» Given information:
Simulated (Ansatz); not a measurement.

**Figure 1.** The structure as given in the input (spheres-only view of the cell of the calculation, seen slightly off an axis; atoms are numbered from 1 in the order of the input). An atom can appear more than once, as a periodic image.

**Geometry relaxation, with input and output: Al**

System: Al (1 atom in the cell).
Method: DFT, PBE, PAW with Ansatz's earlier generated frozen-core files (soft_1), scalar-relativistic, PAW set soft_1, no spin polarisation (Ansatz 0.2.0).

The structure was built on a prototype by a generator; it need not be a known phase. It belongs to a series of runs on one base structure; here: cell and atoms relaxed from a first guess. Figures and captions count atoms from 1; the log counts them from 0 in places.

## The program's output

» Action item: Through the line that holds "The structure was", repeat the material above exactly, starting at its first line.

» Response box:
Simulated (Ansatz); not a measurement.

**Figure 1.** The structure as given in the input (spheres-only view of the cell of the calculation, seen slightly off an axis; atoms are numbered from 1 in the order of the input). An atom can appear more than once, as a periodic image.

**Geometry relaxation, with input and output: Al**

System: Al (1 atom in the cell).
Method: DFT, PBE, PAW with Ansatz's earlier generated frozen-core files (soft_1), scalar-relativistic, PAW set soft_1, no spin polarisation (Ansatz 0.2.0).

The structure was built on a prototype by a generator; it need not be a known phase. It belongs to a series of runs on one base structure; here: cell and atoms relaxed from a first guess. Figures and captions count atoms from 1; the log counts them from 0 in places.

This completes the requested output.